## DATASET
-.-.-

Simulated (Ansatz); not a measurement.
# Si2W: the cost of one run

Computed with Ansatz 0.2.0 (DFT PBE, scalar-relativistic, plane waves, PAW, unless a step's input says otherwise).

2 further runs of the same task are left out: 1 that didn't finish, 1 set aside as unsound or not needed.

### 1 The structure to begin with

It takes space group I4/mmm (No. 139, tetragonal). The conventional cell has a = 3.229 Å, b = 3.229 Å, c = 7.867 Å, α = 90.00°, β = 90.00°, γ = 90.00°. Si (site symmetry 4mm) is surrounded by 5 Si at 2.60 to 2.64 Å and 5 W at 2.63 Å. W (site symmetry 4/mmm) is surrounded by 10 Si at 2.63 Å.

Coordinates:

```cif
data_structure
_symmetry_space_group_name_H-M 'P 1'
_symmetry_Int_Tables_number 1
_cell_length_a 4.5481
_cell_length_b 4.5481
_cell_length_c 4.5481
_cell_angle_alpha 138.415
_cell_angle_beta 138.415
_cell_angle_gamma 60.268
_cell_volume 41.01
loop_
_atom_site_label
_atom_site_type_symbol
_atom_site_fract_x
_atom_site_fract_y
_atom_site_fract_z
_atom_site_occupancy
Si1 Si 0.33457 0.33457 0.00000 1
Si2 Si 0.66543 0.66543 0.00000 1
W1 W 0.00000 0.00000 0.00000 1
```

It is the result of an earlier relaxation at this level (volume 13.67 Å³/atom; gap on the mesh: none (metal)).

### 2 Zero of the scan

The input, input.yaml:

-.-.-

## ACTION ITEM
Output each line of the records above exactly, beginning at the first, and stop once the line containing "### 1 The structure to begin with" has been output.

## REPLY
Simulated (Ansatz); not a measurement.
# Si2W: the cost of one run

Computed with Ansatz 0.2.0 (DFT PBE, scalar-relativistic, plane waves, PAW, unless a step's input says otherwise).

2 further runs of the same task are left out: 1 that didn't finish, 1 set aside as unsound or not needed.

### 1 The structure to begin with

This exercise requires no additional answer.